**ACTION ITEM:** Return the opening lines of the material, word for word. End with the line that contains "## Step 1: Starting point".

**GIVEN INFORMATION:**
▽

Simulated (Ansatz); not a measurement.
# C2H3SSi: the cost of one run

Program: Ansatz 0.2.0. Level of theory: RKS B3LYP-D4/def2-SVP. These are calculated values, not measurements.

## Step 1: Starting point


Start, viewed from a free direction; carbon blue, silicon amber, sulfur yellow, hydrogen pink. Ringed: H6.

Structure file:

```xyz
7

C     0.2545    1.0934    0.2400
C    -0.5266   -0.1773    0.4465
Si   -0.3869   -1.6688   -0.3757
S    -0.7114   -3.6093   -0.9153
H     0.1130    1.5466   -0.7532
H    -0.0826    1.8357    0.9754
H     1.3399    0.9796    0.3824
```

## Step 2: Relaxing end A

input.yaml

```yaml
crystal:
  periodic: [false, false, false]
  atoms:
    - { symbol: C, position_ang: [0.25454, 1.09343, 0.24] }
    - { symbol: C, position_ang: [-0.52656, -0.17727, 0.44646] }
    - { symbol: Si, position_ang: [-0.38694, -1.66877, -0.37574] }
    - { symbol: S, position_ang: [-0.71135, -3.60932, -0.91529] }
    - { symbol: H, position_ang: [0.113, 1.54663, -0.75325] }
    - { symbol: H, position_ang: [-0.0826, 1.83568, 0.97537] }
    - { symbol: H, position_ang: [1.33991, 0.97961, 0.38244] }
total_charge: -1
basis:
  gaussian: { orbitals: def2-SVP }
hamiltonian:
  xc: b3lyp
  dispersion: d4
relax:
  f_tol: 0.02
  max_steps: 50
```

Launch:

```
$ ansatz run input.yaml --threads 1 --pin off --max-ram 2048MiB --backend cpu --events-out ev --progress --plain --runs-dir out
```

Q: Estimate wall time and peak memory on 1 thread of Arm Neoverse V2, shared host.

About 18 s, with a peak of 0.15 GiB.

△

**EXERCISE RESULT:**
Simulated (Ansatz); not a measurement.
# C2H3SSi: the cost of one run

Program: Ansatz 0.2.0. Level of theory: RKS B3LYP-D4/def2-SVP. These are calculated values, not measurements.

## Step 1: Starting point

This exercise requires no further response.